The answer must be an exact transcription of every record.

+-------+

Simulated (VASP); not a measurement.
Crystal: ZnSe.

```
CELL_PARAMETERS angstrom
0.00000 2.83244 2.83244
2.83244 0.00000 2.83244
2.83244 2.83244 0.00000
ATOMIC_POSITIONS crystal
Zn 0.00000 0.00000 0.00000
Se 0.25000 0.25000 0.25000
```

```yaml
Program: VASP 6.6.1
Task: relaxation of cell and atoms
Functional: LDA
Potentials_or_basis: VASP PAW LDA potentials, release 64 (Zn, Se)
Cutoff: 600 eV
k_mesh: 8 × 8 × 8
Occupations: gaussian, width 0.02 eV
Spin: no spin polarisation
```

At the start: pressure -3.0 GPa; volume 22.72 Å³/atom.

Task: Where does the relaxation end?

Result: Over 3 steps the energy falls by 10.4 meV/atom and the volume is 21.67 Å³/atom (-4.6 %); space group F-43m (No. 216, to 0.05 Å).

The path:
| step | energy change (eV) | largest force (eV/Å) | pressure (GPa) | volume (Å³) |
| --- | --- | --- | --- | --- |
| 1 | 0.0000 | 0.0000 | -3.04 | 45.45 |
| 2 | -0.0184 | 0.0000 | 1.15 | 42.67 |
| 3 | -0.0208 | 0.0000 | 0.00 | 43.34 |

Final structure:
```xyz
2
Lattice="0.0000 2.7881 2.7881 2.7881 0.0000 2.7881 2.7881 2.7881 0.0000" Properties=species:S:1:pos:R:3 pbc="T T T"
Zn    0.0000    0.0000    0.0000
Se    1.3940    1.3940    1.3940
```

+-------+

→ **RESPONSE BOX**
Simulated (VASP); not a measurement.
Crystal: ZnSe.

```
CELL_PARAMETERS angstrom
0.00000 2.83244 2.83244
2.83244 0.00000 2.83244
2.83244 2.83244 0.00000
ATOMIC_POSITIONS crystal
Zn 0.00000 0.00000 0.00000
Se 0.25000 0.25000 0.25000
```

```yaml
Program: VASP 6.6.1
Task: relaxation of cell and atoms
Functional: LDA
Potentials_or_basis: VASP PAW LDA potentials, release 64 (Zn, Se)
Cutoff: 600 eV
k_mesh: 8 × 8 × 8
Occupations: gaussian, width 0.02 eV
Spin: no spin polarisation
```

At the start: pressure -3.0 GPa; volume 22.72 Å³/atom.

Task: Where does the relaxation end?

Result: Over 3 steps the energy falls by 10.4 meV/atom and the volume is 21.67 Å³/atom (-4.6 %); space group F-43m (No. 216, to 0.05 Å).

The path:
| step | energy change (eV) | largest force (eV/Å) | pressure (GPa) | volume (Å³) |
| --- | --- | --- | --- | --- |
| 1 | 0.0000 | 0.0000 | -3.04 | 45.45 |
| 2 | -0.0184 | 0.0000 | 1.15 | 42.67 |
| 3 | -0.0208 | 0.0000 | 0.00 | 43.34 |

Final structure:
```xyz
2
Lattice="0.0000 2.7881 2.7881 2.7881 0.0000 2.7881 2.7881 2.7881 0.0000" Properties=species:S:1:pos:R:3 pbc="T T T"
Zn    0.0000    0.0000    0.0000
Se    1.3940    1.3940    1.3940
```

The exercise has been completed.